:: Work instruction ::
Repeat exactly the lines from the start of the material below up to and including the "HfC (2 atoms" line.

:: Dataset records ::
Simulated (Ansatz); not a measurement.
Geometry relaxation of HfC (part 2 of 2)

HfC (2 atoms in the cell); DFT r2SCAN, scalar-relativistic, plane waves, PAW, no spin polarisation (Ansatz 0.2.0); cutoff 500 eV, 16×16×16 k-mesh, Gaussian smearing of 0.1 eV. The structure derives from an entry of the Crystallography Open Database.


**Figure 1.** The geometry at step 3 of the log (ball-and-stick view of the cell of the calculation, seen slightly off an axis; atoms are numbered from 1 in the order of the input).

:: Response area ::
Simulated (Ansatz); not a measurement.
Geometry relaxation of HfC (part 2 of 2)

HfC (2 atoms in the cell); DFT r2SCAN, scalar-relativistic, plane waves, PAW, no spin polarisation (Ansatz 0.2.0); cutoff 500 eV, 16×16×16 k-mesh, Gaussian smearing of 0.1 eV. The structure derives from an entry of the Crystallography Open Database.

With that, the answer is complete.